### [ACTIVITY]
Your answer is the lines below, exactly, from the one that contains "(3) Estimate the relaxed volume." through the one that contains "(1) zero (bands", both included.

### [RECORDS SHOWN]
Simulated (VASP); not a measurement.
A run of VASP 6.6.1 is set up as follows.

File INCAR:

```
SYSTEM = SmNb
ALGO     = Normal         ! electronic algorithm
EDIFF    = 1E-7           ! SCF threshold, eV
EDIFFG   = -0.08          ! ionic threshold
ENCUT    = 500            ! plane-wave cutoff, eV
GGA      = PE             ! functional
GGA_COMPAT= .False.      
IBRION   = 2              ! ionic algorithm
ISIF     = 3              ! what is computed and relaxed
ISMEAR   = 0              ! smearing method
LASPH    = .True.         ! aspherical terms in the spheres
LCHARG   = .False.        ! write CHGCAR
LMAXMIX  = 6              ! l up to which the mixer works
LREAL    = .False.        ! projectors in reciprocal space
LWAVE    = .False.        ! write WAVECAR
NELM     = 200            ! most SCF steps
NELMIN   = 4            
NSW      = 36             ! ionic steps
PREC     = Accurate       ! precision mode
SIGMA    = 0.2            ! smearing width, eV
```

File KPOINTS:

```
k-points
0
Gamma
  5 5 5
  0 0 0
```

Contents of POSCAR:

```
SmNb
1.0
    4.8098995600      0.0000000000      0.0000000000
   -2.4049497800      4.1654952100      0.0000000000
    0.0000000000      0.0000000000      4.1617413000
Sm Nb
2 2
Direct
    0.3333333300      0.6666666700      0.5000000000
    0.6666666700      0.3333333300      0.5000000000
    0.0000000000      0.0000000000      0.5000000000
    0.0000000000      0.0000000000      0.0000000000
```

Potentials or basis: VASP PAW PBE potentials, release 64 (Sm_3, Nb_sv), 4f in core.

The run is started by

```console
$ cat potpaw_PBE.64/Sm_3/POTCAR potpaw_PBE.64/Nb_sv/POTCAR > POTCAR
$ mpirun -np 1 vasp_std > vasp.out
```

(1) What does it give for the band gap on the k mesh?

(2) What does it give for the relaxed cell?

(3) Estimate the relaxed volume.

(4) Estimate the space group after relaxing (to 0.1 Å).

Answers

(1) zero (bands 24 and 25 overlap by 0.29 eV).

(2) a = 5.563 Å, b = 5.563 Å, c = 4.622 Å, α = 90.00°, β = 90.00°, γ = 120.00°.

### [EXERCISE RESULT]
(3) Estimate the relaxed volume.

(4) Estimate the space group after relaxing (to 0.1 Å).

Answers

(1) zero (bands 24 and 25 overlap by 0.29 eV).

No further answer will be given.